━━━━━ INFORMATION PROVIDED

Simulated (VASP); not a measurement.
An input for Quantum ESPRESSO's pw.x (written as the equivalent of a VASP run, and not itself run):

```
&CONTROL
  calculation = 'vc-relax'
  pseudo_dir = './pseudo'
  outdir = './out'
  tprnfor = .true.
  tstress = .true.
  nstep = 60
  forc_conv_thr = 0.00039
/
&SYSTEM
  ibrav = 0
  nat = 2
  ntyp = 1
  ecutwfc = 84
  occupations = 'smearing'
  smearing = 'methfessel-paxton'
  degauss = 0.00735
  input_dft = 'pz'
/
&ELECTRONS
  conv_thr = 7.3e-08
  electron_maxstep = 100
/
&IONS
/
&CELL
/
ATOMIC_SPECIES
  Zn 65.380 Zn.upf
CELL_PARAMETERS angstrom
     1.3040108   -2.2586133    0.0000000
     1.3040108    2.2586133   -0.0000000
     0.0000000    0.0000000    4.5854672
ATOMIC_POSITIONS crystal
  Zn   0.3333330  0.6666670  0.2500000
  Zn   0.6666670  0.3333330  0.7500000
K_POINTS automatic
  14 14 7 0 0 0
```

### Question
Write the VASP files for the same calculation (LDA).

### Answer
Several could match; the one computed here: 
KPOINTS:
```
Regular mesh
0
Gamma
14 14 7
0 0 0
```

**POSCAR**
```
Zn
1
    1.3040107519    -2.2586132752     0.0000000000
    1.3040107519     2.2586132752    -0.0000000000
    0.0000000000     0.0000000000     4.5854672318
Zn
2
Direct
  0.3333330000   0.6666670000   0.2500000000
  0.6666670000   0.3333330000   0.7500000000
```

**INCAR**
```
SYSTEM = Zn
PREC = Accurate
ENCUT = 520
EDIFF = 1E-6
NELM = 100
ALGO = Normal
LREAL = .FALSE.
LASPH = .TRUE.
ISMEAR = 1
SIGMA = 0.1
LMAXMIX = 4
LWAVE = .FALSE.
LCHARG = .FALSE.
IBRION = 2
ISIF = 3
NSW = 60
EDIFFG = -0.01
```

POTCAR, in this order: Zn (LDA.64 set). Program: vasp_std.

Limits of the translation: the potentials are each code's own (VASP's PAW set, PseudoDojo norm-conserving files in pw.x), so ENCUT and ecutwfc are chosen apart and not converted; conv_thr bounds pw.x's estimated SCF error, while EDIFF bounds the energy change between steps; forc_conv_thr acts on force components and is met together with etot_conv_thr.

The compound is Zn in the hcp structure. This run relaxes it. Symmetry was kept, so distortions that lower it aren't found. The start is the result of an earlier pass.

━━━━━━━━━━

_WORK ITEM_
Exactly as they stand, set down the lines from the top of the data through the line with "Limits of the".

_TASK RESPONSE_
Simulated (VASP); not a measurement.
An input for Quantum ESPRESSO's pw.x (written as the equivalent of a VASP run, and not itself run):

```
&CONTROL
  calculation = 'vc-relax'
  pseudo_dir = './pseudo'
  outdir = './out'
  tprnfor = .true.
  tstress = .true.
  nstep = 60
  forc_conv_thr = 0.00039
/
&SYSTEM
  ibrav = 0
  nat = 2
  ntyp = 1
  ecutwfc = 84
  occupations = 'smearing'
  smearing = 'methfessel-paxton'
  degauss = 0.00735
  input_dft = 'pz'
/
&ELECTRONS
  conv_thr = 7.3e-08
  electron_maxstep = 100
/
&IONS
/
&CELL
/
ATOMIC_SPECIES
  Zn 65.380 Zn.upf
CELL_PARAMETERS angstrom
     1.3040108   -2.2586133    0.0000000
     1.3040108    2.2586133   -0.0000000
     0.0000000    0.0000000    4.5854672
ATOMIC_POSITIONS crystal
  Zn   0.3333330  0.6666670  0.2500000
  Zn   0.6666670  0.3333330  0.7500000
K_POINTS automatic
  14 14 7 0 0 0
```

### Question
Write the VASP files for the same calculation (LDA).

### Answer
Several could match; the one computed here: 
KPOINTS:
```
Regular mesh
0
Gamma
14 14 7
0 0 0
```

**POSCAR**
```
Zn
1
    1.3040107519    -2.2586132752     0.0000000000
    1.3040107519     2.2586132752    -0.0000000000
    0.0000000000     0.0000000000     4.5854672318
Zn
2
Direct
  0.3333330000   0.6666670000   0.2500000000
  0.6666670000   0.3333330000   0.7500000000
```

**INCAR**
```
SYSTEM = Zn
PREC = Accurate
ENCUT = 520
EDIFF = 1E-6
NELM = 100
ALGO = Normal
LREAL = .FALSE.
LASPH = .TRUE.
ISMEAR = 1
SIGMA = 0.1
LMAXMIX = 4
LWAVE = .FALSE.
LCHARG = .FALSE.
IBRION = 2
ISIF = 3
NSW = 60
EDIFFG = -0.01
```

POTCAR, in this order: Zn (LDA.64 set). Program: vasp_std.

Limits of the translation: the potentials are each code's own (VASP's PAW set, PseudoDojo norm-conserving files in pw.x), so ENCUT and ecutwfc are chosen apart and not converted; conv_thr bounds pw.x's estimated SCF error, while EDIFF bounds the energy change between steps; forc_conv_thr acts on force components and is met together with etot_conv_thr.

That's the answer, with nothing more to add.